• DATA RECORDS:
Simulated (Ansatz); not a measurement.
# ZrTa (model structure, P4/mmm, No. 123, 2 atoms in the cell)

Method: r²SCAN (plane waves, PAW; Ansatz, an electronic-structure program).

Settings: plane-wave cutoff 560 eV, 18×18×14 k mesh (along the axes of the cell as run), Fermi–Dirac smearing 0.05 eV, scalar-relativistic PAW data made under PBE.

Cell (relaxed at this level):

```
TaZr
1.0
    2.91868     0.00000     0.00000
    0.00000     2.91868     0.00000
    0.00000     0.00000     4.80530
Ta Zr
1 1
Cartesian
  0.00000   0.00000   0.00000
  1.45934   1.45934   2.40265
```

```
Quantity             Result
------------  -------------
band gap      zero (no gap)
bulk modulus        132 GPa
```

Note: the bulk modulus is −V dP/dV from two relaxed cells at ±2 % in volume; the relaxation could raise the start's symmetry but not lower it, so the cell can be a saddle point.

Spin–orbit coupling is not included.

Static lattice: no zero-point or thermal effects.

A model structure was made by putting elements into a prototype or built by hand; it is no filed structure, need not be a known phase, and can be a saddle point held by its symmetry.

• REQUIRED ACTION: Restate word for word the entries above from the line with "# ZrTa (model" through the line with "Static lattice: no", inclusive, leaving out everything else.

• ANSWER BOX:
# ZrTa (model structure, P4/mmm, No. 123, 2 atoms in the cell)

Method: r²SCAN (plane waves, PAW; Ansatz, an electronic-structure program).

Settings: plane-wave cutoff 560 eV, 18×18×14 k mesh (along the axes of the cell as run), Fermi–Dirac smearing 0.05 eV, scalar-relativistic PAW data made under PBE.

Cell (relaxed at this level):

```
TaZr
1.0
    2.91868     0.00000     0.00000
    0.00000     2.91868     0.00000
    0.00000     0.00000     4.80530
Ta Zr
1 1
Cartesian
  0.00000   0.00000   0.00000
  1.45934   1.45934   2.40265
```

```
Quantity             Result
------------  -------------
band gap      zero (no gap)
bulk modulus        132 GPa
```

Note: the bulk modulus is −V dP/dV from two relaxed cells at ±2 % in volume; the relaxation could raise the start's symmetry but not lower it, so the cell can be a saddle point.

Spin–orbit coupling is not included.

Static lattice: no zero-point or thermal effects.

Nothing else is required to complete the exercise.